========

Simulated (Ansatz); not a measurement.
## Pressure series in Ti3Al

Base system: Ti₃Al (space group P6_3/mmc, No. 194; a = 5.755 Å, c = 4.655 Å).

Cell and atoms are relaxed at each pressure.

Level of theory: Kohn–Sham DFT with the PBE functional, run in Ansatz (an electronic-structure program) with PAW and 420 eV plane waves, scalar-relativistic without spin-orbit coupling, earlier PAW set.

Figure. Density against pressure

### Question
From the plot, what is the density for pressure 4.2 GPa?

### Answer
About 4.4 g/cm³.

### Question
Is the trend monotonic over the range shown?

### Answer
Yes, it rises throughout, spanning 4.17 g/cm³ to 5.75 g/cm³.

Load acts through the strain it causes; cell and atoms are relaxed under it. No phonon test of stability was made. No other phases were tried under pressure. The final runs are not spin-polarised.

========

### Work request
Please write the full listing out again, exactly.

### Your solution
Simulated (Ansatz); not a measurement.
## Pressure series in Ti3Al

Base system: Ti₃Al (space group P6_3/mmc, No. 194; a = 5.755 Å, c = 4.655 Å).

Cell and atoms are relaxed at each pressure.

Level of theory: Kohn–Sham DFT with the PBE functional, run in Ansatz (an electronic-structure program) with PAW and 420 eV plane waves, scalar-relativistic without spin-orbit coupling, earlier PAW set.

Figure. Density against pressure

### Question
From the plot, what is the density for pressure 4.2 GPa?

### Answer
About 4.4 g/cm³.

### Question
Is the trend monotonic over the range shown?

### Answer
Yes, it rises throughout, spanning 4.17 g/cm³ to 5.75 g/cm³.

Load acts through the strain it causes; cell and atoms are relaxed under it. No phonon test of stability was made. No other phases were tried under pressure. The final runs are not spin-polarised.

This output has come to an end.